Supplied material
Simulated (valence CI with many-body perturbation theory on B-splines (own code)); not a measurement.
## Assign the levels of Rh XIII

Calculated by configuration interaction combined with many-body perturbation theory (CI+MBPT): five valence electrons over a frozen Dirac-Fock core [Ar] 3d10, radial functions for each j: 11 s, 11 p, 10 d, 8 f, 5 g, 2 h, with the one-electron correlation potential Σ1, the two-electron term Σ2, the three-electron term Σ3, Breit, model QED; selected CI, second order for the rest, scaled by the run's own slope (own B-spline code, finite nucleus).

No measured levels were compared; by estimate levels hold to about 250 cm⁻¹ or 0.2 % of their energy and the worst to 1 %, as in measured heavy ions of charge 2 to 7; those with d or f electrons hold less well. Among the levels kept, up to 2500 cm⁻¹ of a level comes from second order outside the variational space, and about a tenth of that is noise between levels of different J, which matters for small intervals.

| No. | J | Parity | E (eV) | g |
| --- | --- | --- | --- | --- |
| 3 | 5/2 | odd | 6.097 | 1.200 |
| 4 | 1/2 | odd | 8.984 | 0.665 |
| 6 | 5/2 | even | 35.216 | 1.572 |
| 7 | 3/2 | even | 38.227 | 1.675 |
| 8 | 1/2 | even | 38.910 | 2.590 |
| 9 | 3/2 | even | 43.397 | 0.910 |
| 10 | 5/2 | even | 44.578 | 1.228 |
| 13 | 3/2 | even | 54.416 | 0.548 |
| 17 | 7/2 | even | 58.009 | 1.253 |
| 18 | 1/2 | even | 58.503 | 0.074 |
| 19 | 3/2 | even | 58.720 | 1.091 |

Required action
Only an exact copy of the entries above will do.

Answer area
Simulated (valence CI with many-body perturbation theory on B-splines (own code)); not a measurement.
## Assign the levels of Rh XIII

Calculated by configuration interaction combined with many-body perturbation theory (CI+MBPT): five valence electrons over a frozen Dirac-Fock core [Ar] 3d10, radial functions for each j: 11 s, 11 p, 10 d, 8 f, 5 g, 2 h, with the one-electron correlation potential Σ1, the two-electron term Σ2, the three-electron term Σ3, Breit, model QED; selected CI, second order for the rest, scaled by the run's own slope (own B-spline code, finite nucleus).

No measured levels were compared; by estimate levels hold to about 250 cm⁻¹ or 0.2 % of their energy and the worst to 1 %, as in measured heavy ions of charge 2 to 7; those with d or f electrons hold less well. Among the levels kept, up to 2500 cm⁻¹ of a level comes from second order outside the variational space, and about a tenth of that is noise between levels of different J, which matters for small intervals.

| No. | J | Parity | E (eV) | g |
| --- | --- | --- | --- | --- |
| 3 | 5/2 | odd | 6.097 | 1.200 |
| 4 | 1/2 | odd | 8.984 | 0.665 |
| 6 | 5/2 | even | 35.216 | 1.572 |
| 7 | 3/2 | even | 38.227 | 1.675 |
| 8 | 1/2 | even | 38.910 | 2.590 |
| 9 | 3/2 | even | 43.397 | 0.910 |
| 10 | 5/2 | even | 44.578 | 1.228 |
| 13 | 3/2 | even | 54.416 | 0.548 |
| 17 | 7/2 | even | 58.009 | 1.253 |
| 18 | 1/2 | even | 58.503 | 0.074 |
| 19 | 3/2 | even | 58.720 | 1.091 |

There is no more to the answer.